- _Requirement_: A verbatim copy of the data below is the required output.

(Supplied information)
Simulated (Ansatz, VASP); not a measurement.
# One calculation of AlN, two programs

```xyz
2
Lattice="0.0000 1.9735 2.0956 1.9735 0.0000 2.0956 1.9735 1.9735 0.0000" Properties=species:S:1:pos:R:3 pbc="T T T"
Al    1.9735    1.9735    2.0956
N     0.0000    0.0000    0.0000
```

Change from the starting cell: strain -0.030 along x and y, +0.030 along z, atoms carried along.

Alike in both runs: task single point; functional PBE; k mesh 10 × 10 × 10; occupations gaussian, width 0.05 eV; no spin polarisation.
(End Supplied information)

- _Answer section_:
Simulated (Ansatz, VASP); not a measurement.
# One calculation of AlN, two programs

```xyz
2
Lattice="0.0000 1.9735 2.0956 1.9735 0.0000 2.0956 1.9735 1.9735 0.0000" Properties=species:S:1:pos:R:3 pbc="T T T"
Al    1.9735    1.9735    2.0956
N     0.0000    0.0000    0.0000
```

Change from the starting cell: strain -0.030 along x and y, +0.030 along z, atoms carried along.

Alike in both runs: task single point; functional PBE; k mesh 10 × 10 × 10; occupations gaussian, width 0.05 eV; no spin polarisation.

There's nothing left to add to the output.